__Action item__.
Print the records below word for word, beginning with the first line and ending once the line containing "Caveat: an odd" is printed.

__Data records__.
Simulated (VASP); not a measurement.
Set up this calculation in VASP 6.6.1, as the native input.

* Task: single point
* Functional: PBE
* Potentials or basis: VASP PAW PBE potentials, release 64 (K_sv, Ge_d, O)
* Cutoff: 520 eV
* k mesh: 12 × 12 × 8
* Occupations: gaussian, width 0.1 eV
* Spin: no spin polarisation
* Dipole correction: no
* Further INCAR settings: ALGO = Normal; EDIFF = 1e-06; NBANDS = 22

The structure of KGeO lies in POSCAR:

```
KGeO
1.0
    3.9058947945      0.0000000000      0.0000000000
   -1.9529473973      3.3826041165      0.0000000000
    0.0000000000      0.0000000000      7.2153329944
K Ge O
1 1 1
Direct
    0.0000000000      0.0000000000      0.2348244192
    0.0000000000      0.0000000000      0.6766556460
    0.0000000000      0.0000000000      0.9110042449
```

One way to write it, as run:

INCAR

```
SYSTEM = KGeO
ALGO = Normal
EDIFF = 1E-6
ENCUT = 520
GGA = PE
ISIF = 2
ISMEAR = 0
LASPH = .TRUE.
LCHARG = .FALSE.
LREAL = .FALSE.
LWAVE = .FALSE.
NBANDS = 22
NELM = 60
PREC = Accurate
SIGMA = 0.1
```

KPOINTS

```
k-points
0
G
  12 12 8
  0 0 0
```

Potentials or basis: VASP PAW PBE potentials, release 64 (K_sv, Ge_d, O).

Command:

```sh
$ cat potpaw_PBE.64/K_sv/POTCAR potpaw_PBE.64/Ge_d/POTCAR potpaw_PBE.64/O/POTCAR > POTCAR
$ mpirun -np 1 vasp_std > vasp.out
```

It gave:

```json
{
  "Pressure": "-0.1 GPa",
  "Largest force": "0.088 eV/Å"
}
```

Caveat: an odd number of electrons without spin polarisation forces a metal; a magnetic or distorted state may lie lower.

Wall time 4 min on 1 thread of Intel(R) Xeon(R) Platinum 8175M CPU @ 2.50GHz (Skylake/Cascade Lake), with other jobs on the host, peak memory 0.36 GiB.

__Answer section__.
Simulated (VASP); not a measurement.
Set up this calculation in VASP 6.6.1, as the native input.

* Task: single point
* Functional: PBE
* Potentials or basis: VASP PAW PBE potentials, release 64 (K_sv, Ge_d, O)
* Cutoff: 520 eV
* k mesh: 12 × 12 × 8
* Occupations: gaussian, width 0.1 eV
* Spin: no spin polarisation
* Dipole correction: no
* Further INCAR settings: ALGO = Normal; EDIFF = 1e-06; NBANDS = 22

The structure of KGeO lies in POSCAR:

```
KGeO
1.0
    3.9058947945      0.0000000000      0.0000000000
   -1.9529473973      3.3826041165      0.0000000000
    0.0000000000      0.0000000000      7.2153329944
K Ge O
1 1 1
Direct
    0.0000000000      0.0000000000      0.2348244192
    0.0000000000      0.0000000000      0.6766556460
    0.0000000000      0.0000000000      0.9110042449
```

One way to write it, as run:

INCAR

```
SYSTEM = KGeO
ALGO = Normal
EDIFF = 1E-6
ENCUT = 520
GGA = PE
ISIF = 2
ISMEAR = 0
LASPH = .TRUE.
LCHARG = .FALSE.
LREAL = .FALSE.
LWAVE = .FALSE.
NBANDS = 22
NELM = 60
PREC = Accurate
SIGMA = 0.1
```

KPOINTS

```
k-points
0
G
  12 12 8
  0 0 0
```

Potentials or basis: VASP PAW PBE potentials, release 64 (K_sv, Ge_d, O).

Command:

```sh
$ cat potpaw_PBE.64/K_sv/POTCAR potpaw_PBE.64/Ge_d/POTCAR potpaw_PBE.64/O/POTCAR > POTCAR
$ mpirun -np 1 vasp_std > vasp.out
```

It gave:

```json
{
  "Pressure": "-0.1 GPa",
  "Largest force": "0.088 eV/Å"
}
```

Caveat: an odd number of electrons without spin polarisation forces a metal; a magnetic or distorted state may lie lower.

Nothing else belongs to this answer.